Only the lines from the start of the material through the line containing "G0W0 replaces the" are to be extracted, exactly as they appear.

+ + + + + + +
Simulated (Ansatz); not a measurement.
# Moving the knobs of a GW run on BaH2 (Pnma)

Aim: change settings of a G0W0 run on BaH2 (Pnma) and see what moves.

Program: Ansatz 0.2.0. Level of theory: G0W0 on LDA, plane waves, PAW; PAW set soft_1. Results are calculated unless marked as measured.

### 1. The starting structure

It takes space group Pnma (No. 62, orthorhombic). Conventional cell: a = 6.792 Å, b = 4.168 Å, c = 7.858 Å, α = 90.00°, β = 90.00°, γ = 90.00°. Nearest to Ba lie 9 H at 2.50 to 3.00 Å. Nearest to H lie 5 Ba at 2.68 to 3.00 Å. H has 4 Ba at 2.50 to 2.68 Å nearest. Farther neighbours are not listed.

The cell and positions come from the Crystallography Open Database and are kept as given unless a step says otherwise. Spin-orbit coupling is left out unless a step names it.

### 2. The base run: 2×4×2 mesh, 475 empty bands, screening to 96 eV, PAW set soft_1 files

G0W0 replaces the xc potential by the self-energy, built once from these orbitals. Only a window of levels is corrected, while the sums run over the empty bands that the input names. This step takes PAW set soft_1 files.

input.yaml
+ + + + + + +

§ Written solution:
Simulated (Ansatz); not a measurement.
# Moving the knobs of a GW run on BaH2 (Pnma)

Aim: change settings of a G0W0 run on BaH2 (Pnma) and see what moves.

Program: Ansatz 0.2.0. Level of theory: G0W0 on LDA, plane waves, PAW; PAW set soft_1. Results are calculated unless marked as measured.

### 1. The starting structure

It takes space group Pnma (No. 62, orthorhombic). Conventional cell: a = 6.792 Å, b = 4.168 Å, c = 7.858 Å, α = 90.00°, β = 90.00°, γ = 90.00°. Nearest to Ba lie 9 H at 2.50 to 3.00 Å. Nearest to H lie 5 Ba at 2.68 to 3.00 Å. H has 4 Ba at 2.50 to 2.68 Å nearest. Farther neighbours are not listed.

The cell and positions come from the Crystallography Open Database and are kept as given unless a step says otherwise. Spin-orbit coupling is left out unless a step names it.

### 2. The base run: 2×4×2 mesh, 475 empty bands, screening to 96 eV, PAW set soft_1 files

G0W0 replaces the xc potential by the self-energy, built once from these orbitals. Only a window of levels is corrected, while the sums run over the empty bands that the input names. This step takes PAW set soft_1 files.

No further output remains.